▶ _Records provided_
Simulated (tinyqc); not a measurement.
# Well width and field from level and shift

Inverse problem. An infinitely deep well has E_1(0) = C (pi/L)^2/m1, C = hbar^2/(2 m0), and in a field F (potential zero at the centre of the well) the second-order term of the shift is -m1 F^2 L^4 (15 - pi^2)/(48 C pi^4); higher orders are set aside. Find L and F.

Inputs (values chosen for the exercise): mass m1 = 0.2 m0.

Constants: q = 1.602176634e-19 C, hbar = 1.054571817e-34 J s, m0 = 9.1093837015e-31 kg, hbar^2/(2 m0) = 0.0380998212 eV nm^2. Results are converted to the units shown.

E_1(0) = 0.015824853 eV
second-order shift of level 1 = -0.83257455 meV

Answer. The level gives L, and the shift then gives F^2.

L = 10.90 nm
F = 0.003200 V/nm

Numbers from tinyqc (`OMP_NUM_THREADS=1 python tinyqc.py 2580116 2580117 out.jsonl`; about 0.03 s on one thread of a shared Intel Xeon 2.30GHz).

▶ _Work order_
Restate every line of the data above exactly as it was written.

▶ _Task solution_
Simulated (tinyqc); not a measurement.
# Well width and field from level and shift

Inverse problem. An infinitely deep well has E_1(0) = C (pi/L)^2/m1, C = hbar^2/(2 m0), and in a field F (potential zero at the centre of the well) the second-order term of the shift is -m1 F^2 L^4 (15 - pi^2)/(48 C pi^4); higher orders are set aside. Find L and F.

Inputs (values chosen for the exercise): mass m1 = 0.2 m0.

Constants: q = 1.602176634e-19 C, hbar = 1.054571817e-34 J s, m0 = 9.1093837015e-31 kg, hbar^2/(2 m0) = 0.0380998212 eV nm^2. Results are converted to the units shown.

E_1(0) = 0.015824853 eV
second-order shift of level 1 = -0.83257455 meV

Answer. The level gives L, and the shift then gives F^2.

L = 10.90 nm
F = 0.003200 V/nm

Numbers from tinyqc (`OMP_NUM_THREADS=1 python tinyqc.py 2580116 2580117 out.jsonl`; about 0.03 s on one thread of a shared Intel Xeon 2.30GHz).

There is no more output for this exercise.